===== Record excerpts =====
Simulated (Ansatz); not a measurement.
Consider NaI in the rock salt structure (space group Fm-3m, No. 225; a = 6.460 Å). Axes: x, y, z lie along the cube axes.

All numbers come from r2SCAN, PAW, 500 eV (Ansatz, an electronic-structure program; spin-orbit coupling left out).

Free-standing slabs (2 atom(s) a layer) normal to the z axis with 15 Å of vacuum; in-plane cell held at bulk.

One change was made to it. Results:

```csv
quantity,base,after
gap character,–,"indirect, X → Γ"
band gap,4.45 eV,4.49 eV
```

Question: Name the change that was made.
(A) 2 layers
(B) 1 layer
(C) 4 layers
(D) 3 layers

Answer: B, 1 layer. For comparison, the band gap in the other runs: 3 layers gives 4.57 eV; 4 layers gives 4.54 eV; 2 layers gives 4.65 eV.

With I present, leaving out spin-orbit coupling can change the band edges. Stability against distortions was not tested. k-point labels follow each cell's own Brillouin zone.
=====

Work item
Your task is to restate, word for word, only those lines above that fall between the line holding "Consider NaI in" and the line holding "Answer: B, 1", inclusive.

Worked solution
Consider NaI in the rock salt structure (space group Fm-3m, No. 225; a = 6.460 Å). Axes: x, y, z lie along the cube axes.

All numbers come from r2SCAN, PAW, 500 eV (Ansatz, an electronic-structure program; spin-orbit coupling left out).

Free-standing slabs (2 atom(s) a layer) normal to the z axis with 15 Å of vacuum; in-plane cell held at bulk.

One change was made to it. Results:

```csv
quantity,base,after
gap character,–,"indirect, X → Γ"
band gap,4.45 eV,4.49 eV
```

Question: Name the change that was made.
(A) 2 layers
(B) 1 layer
(C) 4 layers
(D) 3 layers

Answer: B, 1 layer. For comparison, the band gap in the other runs: 3 layers gives 4.57 eV; 4 layers gives 4.54 eV; 2 layers gives 4.65 eV.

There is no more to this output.